-=-=-=-=-
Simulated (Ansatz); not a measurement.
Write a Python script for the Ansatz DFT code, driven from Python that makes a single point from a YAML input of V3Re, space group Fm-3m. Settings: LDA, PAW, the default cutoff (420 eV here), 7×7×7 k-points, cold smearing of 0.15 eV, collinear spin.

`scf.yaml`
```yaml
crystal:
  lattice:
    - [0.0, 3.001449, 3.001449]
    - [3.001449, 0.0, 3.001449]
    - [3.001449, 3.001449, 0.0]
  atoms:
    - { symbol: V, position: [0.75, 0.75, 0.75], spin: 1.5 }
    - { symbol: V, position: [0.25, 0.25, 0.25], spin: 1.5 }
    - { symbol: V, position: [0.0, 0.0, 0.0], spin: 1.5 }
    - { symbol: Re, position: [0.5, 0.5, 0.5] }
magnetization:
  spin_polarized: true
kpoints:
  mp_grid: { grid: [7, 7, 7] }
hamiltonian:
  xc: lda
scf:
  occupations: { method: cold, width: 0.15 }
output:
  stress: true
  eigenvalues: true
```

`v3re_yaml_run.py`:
-=-=-=-=-

Give the lines of the material above again, exactly, from its first line through the line that contains "Write a Python" and no further.

Simulated (Ansatz); not a measurement.
Write a Python script for the Ansatz DFT code, driven from Python that makes a single point from a YAML input of V3Re, space group Fm-3m. Settings: LDA, PAW, the default cutoff (420 eV here), 7×7×7 k-points, cold smearing of 0.15 eV, collinear spin.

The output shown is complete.